Source data →
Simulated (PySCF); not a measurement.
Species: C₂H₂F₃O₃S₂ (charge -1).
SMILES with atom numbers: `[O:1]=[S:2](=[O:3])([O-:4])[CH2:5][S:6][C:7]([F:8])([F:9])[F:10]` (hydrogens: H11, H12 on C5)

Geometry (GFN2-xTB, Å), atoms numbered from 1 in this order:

Work order →
Above are the records; restate each one exactly.

Exercise output →
Simulated (PySCF); not a measurement.
Species: C₂H₂F₃O₃S₂ (charge -1).
SMILES with atom numbers: `[O:1]=[S:2](=[O:3])([O-:4])[CH2:5][S:6][C:7]([F:8])([F:9])[F:10]` (hydrogens: H11, H12 on C5)

Geometry (GFN2-xTB, Å), atoms numbered from 1 in this order:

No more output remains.